• **Task item**: In the entries that follow, find the line containing "Answer: Structure 2", then output exactly every line from the first through that one.

• **Extracted data**:
::::::
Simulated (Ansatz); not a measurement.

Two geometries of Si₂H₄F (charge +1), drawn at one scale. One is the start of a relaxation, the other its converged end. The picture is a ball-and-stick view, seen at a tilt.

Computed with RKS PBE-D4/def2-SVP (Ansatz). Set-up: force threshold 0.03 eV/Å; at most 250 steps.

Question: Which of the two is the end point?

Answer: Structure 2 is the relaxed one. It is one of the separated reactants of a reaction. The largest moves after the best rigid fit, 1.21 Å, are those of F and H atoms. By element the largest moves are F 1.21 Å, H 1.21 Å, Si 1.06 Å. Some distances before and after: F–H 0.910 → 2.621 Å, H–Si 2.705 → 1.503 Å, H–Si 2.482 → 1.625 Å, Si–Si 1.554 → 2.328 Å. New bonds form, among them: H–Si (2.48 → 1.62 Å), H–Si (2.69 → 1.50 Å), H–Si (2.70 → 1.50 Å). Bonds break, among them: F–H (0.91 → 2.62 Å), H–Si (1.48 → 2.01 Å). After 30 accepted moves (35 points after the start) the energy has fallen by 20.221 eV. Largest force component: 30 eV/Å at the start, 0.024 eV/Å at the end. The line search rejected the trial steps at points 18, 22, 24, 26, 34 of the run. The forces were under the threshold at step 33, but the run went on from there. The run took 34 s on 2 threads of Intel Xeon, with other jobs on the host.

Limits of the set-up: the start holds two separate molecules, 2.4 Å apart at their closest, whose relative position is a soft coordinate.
::::::

• **Exercise output**:
Simulated (Ansatz); not a measurement.

Two geometries of Si₂H₄F (charge +1), drawn at one scale. One is the start of a relaxation, the other its converged end. The picture is a ball-and-stick view, seen at a tilt.

Computed with RKS PBE-D4/def2-SVP (Ansatz). Set-up: force threshold 0.03 eV/Å; at most 250 steps.

Question: Which of the two is the end point?

Answer: Structure 2 is the relaxed one. It is one of the separated reactants of a reaction. The largest moves after the best rigid fit, 1.21 Å, are those of F and H atoms. By element the largest moves are F 1.21 Å, H 1.21 Å, Si 1.06 Å. Some distances before and after: F–H 0.910 → 2.621 Å, H–Si 2.705 → 1.503 Å, H–Si 2.482 → 1.625 Å, Si–Si 1.554 → 2.328 Å. New bonds form, among them: H–Si (2.48 → 1.62 Å), H–Si (2.69 → 1.50 Å), H–Si (2.70 → 1.50 Å). Bonds break, among them: F–H (0.91 → 2.62 Å), H–Si (1.48 → 2.01 Å). After 30 accepted moves (35 points after the start) the energy has fallen by 20.221 eV. Largest force component: 30 eV/Å at the start, 0.024 eV/Å at the end. The line search rejected the trial steps at points 18, 22, 24, 26, 34 of the run. The forces were under the threshold at step 33, but the run went on from there. The run took 34 s on 2 threads of Intel Xeon, with other jobs on the host.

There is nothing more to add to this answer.